● Assignment: Take the data below. Output it exactly from its first line through the line containing "VASP's potentials were".

● Material supplied:
--------------------------------
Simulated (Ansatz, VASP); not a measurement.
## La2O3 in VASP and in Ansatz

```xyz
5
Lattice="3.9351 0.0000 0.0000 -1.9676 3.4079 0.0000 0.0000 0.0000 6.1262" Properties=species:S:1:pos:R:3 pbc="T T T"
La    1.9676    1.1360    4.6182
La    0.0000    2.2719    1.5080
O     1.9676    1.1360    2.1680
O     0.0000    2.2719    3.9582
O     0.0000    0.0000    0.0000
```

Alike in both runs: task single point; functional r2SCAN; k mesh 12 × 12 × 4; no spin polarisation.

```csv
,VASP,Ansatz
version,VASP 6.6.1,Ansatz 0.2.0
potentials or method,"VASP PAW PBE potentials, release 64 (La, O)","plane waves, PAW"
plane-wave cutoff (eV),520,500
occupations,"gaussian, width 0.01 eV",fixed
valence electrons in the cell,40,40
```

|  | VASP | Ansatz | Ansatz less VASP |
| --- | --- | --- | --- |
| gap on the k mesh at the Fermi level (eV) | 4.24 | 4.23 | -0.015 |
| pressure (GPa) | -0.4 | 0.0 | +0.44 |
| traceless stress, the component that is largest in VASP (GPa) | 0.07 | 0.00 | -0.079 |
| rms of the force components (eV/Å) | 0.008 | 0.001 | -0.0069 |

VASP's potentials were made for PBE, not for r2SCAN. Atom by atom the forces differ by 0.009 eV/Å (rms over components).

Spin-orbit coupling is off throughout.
--------------------------------

● Exercise solution:
Simulated (Ansatz, VASP); not a measurement.
## La2O3 in VASP and in Ansatz

```xyz
5
Lattice="3.9351 0.0000 0.0000 -1.9676 3.4079 0.0000 0.0000 0.0000 6.1262" Properties=species:S:1:pos:R:3 pbc="T T T"
La    1.9676    1.1360    4.6182
La    0.0000    2.2719    1.5080
O     1.9676    1.1360    2.1680
O     0.0000    2.2719    3.9582
O     0.0000    0.0000    0.0000
```

Alike in both runs: task single point; functional r2SCAN; k mesh 12 × 12 × 4; no spin polarisation.

```csv
,VASP,Ansatz
version,VASP 6.6.1,Ansatz 0.2.0
potentials or method,"VASP PAW PBE potentials, release 64 (La, O)","plane waves, PAW"
plane-wave cutoff (eV),520,500
occupations,"gaussian, width 0.01 eV",fixed
valence electrons in the cell,40,40
```

|  | VASP | Ansatz | Ansatz less VASP |
| --- | --- | --- | --- |
| gap on the k mesh at the Fermi level (eV) | 4.24 | 4.23 | -0.015 |
| pressure (GPa) | -0.4 | 0.0 | +0.44 |
| traceless stress, the component that is largest in VASP (GPa) | 0.07 | 0.00 | -0.079 |
| rms of the force components (eV/Å) | 0.008 | 0.001 | -0.0069 |

VASP's potentials were made for PBE, not for r2SCAN. Atom by atom the forces differ by 0.009 eV/Å (rms over components).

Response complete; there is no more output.